■ DATASET EXTRACT
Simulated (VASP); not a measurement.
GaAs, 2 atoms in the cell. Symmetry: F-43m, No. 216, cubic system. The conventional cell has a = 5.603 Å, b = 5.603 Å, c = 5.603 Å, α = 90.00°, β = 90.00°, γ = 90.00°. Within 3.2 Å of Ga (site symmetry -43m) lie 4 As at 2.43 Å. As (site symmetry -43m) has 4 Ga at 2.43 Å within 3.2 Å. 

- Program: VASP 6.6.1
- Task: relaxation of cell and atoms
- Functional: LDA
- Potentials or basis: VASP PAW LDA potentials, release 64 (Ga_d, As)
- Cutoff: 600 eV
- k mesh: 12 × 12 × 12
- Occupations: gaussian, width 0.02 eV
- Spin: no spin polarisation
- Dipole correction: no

■ ASSIGNED TASK
Write out the records above exactly as given.

■ RESPONSE AREA
Simulated (VASP); not a measurement.
GaAs, 2 atoms in the cell. Symmetry: F-43m, No. 216, cubic system. The conventional cell has a = 5.603 Å, b = 5.603 Å, c = 5.603 Å, α = 90.00°, β = 90.00°, γ = 90.00°. Within 3.2 Å of Ga (site symmetry -43m) lie 4 As at 2.43 Å. As (site symmetry -43m) has 4 Ga at 2.43 Å within 3.2 Å. 

- Program: VASP 6.6.1
- Task: relaxation of cell and atoms
- Functional: LDA
- Potentials or basis: VASP PAW LDA potentials, release 64 (Ga_d, As)
- Cutoff: 600 eV
- k mesh: 12 × 12 × 12
- Occupations: gaussian, width 0.02 eV
- Spin: no spin polarisation
- Dipole correction: no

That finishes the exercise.